........
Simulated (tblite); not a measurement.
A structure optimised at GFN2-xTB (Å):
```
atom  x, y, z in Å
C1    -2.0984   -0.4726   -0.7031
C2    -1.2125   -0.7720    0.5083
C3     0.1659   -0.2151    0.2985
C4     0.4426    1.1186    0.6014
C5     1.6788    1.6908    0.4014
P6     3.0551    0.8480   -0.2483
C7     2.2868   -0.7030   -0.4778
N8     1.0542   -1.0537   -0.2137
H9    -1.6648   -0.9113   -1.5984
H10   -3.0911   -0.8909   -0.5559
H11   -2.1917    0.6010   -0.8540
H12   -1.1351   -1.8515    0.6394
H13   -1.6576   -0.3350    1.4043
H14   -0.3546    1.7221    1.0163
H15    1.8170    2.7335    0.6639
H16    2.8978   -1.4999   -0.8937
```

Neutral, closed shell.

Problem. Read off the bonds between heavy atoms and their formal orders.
........

◆ **WORK ITEM**: Exactly the lines running from the top of the records to the line that contains "Neutral, closed shell.", inclusive, must be set down, and nothing more.

◆ **PROBLEM SOLUTION**:
Simulated (tblite); not a measurement.
A structure optimised at GFN2-xTB (Å):
```
atom  x, y, z in Å
C1    -2.0984   -0.4726   -0.7031
C2    -1.2125   -0.7720    0.5083
C3     0.1659   -0.2151    0.2985
C4     0.4426    1.1186    0.6014
C5     1.6788    1.6908    0.4014
P6     3.0551    0.8480   -0.2483
C7     2.2868   -0.7030   -0.4778
N8     1.0542   -1.0537   -0.2137
H9    -1.6648   -0.9113   -1.5984
H10   -3.0911   -0.8909   -0.5559
H11   -2.1917    0.6010   -0.8540
H12   -1.1351   -1.8515    0.6394
H13   -1.6576   -0.3350    1.4043
H14   -0.3546    1.7221    1.0163
H15    1.8170    2.7335    0.6639
H16    2.8978   -1.4999   -0.8937
```

Neutral, closed shell.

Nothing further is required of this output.